=== REQUIRED ACTION ===
The lines to repeat are those below from the one containing "Potentials or basis: VASP" down to the one containing "Caveat: the cell", both included; reproduce them exactly and nothing else.

=== GIVEN RECORDS ===
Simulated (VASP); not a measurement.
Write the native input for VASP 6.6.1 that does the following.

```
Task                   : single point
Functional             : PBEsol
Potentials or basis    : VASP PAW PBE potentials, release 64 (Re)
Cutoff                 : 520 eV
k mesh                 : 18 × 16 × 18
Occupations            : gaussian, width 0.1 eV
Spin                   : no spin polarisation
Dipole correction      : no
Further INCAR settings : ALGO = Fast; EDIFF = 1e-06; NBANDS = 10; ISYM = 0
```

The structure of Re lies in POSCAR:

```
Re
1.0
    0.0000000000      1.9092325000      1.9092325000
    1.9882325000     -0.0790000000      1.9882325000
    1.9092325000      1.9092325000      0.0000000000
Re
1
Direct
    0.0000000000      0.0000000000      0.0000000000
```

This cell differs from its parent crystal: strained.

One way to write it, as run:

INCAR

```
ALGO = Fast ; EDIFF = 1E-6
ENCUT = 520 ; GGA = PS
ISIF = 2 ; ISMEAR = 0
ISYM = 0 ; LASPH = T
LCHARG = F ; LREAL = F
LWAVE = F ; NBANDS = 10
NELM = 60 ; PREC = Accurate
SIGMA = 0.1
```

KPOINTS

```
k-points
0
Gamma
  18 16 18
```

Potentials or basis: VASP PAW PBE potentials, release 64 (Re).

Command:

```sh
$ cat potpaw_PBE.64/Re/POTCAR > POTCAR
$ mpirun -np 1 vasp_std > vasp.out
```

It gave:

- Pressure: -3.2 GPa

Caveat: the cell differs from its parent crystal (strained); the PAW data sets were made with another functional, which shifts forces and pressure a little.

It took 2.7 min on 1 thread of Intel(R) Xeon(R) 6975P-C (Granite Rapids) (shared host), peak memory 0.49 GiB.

=== TASK RESULT ===
Potentials or basis: VASP PAW PBE potentials, release 64 (Re).

Command:

```sh
$ cat potpaw_PBE.64/Re/POTCAR > POTCAR
$ mpirun -np 1 vasp_std > vasp.out
```

It gave:

- Pressure: -3.2 GPa

Caveat: the cell differs from its parent crystal (strained); the PAW data sets were made with another functional, which shifts forces and pressure a little.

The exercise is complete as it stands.